______

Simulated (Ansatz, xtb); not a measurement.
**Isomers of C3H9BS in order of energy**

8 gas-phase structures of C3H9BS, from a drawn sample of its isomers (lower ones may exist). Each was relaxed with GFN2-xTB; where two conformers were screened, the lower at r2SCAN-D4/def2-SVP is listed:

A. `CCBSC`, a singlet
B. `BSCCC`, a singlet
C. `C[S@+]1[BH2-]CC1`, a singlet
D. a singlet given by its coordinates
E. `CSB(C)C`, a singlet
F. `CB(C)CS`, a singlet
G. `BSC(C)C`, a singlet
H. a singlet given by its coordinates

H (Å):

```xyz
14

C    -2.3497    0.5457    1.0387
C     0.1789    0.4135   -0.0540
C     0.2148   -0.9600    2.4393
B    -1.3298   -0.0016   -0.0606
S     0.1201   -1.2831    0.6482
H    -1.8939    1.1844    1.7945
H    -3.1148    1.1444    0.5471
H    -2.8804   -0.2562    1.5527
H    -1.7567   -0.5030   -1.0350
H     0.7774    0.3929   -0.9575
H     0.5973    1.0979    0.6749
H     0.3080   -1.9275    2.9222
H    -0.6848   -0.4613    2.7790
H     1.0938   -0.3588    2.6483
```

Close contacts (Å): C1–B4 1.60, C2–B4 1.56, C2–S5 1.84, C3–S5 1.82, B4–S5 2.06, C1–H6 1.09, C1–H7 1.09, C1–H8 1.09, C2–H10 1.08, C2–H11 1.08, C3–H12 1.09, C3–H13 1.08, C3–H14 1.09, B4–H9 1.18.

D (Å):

______

From the first line to the last, retype the material exactly.

Simulated (Ansatz, xtb); not a measurement.
**Isomers of C3H9BS in order of energy**

8 gas-phase structures of C3H9BS, from a drawn sample of its isomers (lower ones may exist). Each was relaxed with GFN2-xTB; where two conformers were screened, the lower at r2SCAN-D4/def2-SVP is listed:

A. `CCBSC`, a singlet
B. `BSCCC`, a singlet
C. `C[S@+]1[BH2-]CC1`, a singlet
D. a singlet given by its coordinates
E. `CSB(C)C`, a singlet
F. `CB(C)CS`, a singlet
G. `BSC(C)C`, a singlet
H. a singlet given by its coordinates

H (Å):

```xyz
14

C    -2.3497    0.5457    1.0387
C     0.1789    0.4135   -0.0540
C     0.2148   -0.9600    2.4393
B    -1.3298   -0.0016   -0.0606
S     0.1201   -1.2831    0.6482
H    -1.8939    1.1844    1.7945
H    -3.1148    1.1444    0.5471
H    -2.8804   -0.2562    1.5527
H    -1.7567   -0.5030   -1.0350
H     0.7774    0.3929   -0.9575
H     0.5973    1.0979    0.6749
H     0.3080   -1.9275    2.9222
H    -0.6848   -0.4613    2.7790
H     1.0938   -0.3588    2.6483
```

Close contacts (Å): C1–B4 1.60, C2–B4 1.56, C2–S5 1.84, C3–S5 1.82, B4–S5 2.06, C1–H6 1.09, C1–H7 1.09, C1–H8 1.09, C2–H10 1.08, C2–H11 1.08, C3–H12 1.09, C3–H13 1.08, C3–H14 1.09, B4–H9 1.18.

D (Å):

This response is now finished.